TASK ITEM: Your answer should be a faithful copy of the entire listing.

MATERIAL PROVIDED:
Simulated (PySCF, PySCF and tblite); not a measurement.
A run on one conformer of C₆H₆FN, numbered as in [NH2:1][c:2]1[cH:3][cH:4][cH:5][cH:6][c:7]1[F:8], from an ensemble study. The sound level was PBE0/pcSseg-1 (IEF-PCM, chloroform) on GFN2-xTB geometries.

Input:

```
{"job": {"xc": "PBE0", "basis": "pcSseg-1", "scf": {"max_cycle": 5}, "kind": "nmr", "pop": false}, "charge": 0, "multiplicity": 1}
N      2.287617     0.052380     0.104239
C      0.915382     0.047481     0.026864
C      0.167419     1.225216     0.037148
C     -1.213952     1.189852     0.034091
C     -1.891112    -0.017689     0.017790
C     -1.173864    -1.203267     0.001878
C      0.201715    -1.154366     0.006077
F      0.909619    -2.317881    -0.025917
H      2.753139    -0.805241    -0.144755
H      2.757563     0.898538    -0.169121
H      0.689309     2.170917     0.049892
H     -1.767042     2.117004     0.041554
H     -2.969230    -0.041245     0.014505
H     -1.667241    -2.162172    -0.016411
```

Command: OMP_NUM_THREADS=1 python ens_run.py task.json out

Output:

EXERCISE SOLUTION:
Simulated (PySCF, PySCF and tblite); not a measurement.
A run on one conformer of C₆H₆FN, numbered as in [NH2:1][c:2]1[cH:3][cH:4][cH:5][cH:6][c:7]1[F:8], from an ensemble study. The sound level was PBE0/pcSseg-1 (IEF-PCM, chloroform) on GFN2-xTB geometries.

Input:

```
{"job": {"xc": "PBE0", "basis": "pcSseg-1", "scf": {"max_cycle": 5}, "kind": "nmr", "pop": false}, "charge": 0, "multiplicity": 1}
N      2.287617     0.052380     0.104239
C      0.915382     0.047481     0.026864
C      0.167419     1.225216     0.037148
C     -1.213952     1.189852     0.034091
C     -1.891112    -0.017689     0.017790
C     -1.173864    -1.203267     0.001878
C      0.201715    -1.154366     0.006077
F      0.909619    -2.317881    -0.025917
H      2.753139    -0.805241    -0.144755
H      2.757563     0.898538    -0.169121
H      0.689309     2.170917     0.049892
H     -1.767042     2.117004     0.041554
H     -2.969230    -0.041245     0.014505
H     -1.667241    -2.162172    -0.016411
```

Command: OMP_NUM_THREADS=1 python ens_run.py task.json out

Output:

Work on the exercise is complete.